ASSIGNMENT »
Two lines mark the range in the entries below: the one holding "Problem. Decompose the" and the one holding "Problem. What are". Set down those two and all lines between them, exactly.

SUPPLIED MATERIAL START

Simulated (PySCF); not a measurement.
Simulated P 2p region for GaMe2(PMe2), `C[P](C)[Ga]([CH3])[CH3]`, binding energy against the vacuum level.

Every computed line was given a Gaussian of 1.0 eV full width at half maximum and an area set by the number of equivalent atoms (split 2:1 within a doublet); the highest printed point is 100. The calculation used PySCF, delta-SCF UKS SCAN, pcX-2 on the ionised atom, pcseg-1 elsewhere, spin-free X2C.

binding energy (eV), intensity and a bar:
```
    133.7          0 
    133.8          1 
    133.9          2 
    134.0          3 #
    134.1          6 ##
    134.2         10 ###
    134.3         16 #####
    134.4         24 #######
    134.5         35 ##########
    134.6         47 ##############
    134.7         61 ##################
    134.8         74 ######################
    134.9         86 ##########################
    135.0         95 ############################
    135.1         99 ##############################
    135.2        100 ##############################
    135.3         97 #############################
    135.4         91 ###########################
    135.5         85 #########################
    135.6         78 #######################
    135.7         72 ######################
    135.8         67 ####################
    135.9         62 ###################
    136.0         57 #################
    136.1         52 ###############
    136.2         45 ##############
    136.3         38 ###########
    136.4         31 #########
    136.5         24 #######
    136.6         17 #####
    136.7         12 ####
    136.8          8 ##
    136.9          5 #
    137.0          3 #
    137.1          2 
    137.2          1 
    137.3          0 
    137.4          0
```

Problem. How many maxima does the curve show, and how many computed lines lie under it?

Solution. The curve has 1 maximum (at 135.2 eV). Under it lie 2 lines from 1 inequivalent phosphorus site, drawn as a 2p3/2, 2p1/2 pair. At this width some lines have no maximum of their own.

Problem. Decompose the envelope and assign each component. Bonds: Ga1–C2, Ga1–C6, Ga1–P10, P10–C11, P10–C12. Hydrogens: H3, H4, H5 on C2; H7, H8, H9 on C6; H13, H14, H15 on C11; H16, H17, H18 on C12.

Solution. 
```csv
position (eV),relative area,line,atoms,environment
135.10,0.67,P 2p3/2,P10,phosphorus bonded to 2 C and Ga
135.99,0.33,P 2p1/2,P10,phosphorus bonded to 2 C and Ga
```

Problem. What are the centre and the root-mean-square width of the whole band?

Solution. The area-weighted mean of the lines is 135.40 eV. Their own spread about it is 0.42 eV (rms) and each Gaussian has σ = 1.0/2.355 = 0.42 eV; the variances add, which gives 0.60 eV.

SUPPLIED MATERIAL END

TASK ANSWER »
Problem. Decompose the envelope and assign each component. Bonds: Ga1–C2, Ga1–C6, Ga1–P10, P10–C11, P10–C12. Hydrogens: H3, H4, H5 on C2; H7, H8, H9 on C6; H13, H14, H15 on C11; H16, H17, H18 on C12.

Solution. 
```csv
position (eV),relative area,line,atoms,environment
135.10,0.67,P 2p3/2,P10,phosphorus bonded to 2 C and Ga
135.99,0.33,P 2p1/2,P10,phosphorus bonded to 2 C and Ga
```

Problem. What are the centre and the root-mean-square width of the whole band?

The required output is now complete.